■ **MATERIAL PROVIDED**:
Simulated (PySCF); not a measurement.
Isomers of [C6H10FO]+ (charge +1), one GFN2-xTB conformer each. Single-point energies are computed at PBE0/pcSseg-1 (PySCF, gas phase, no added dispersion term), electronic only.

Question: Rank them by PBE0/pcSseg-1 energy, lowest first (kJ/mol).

■ **REQUIREMENT**: Exact repetition of every entry in the data is required.

■ **EXERCISE OUTPUT**:
Simulated (PySCF); not a measurement.
Isomers of [C6H10FO]+ (charge +1), one GFN2-xTB conformer each. Single-point energies are computed at PBE0/pcSseg-1 (PySCF, gas phase, no added dispersion term), electronic only.

Question: Rank them by PBE0/pcSseg-1 energy, lowest first (kJ/mol).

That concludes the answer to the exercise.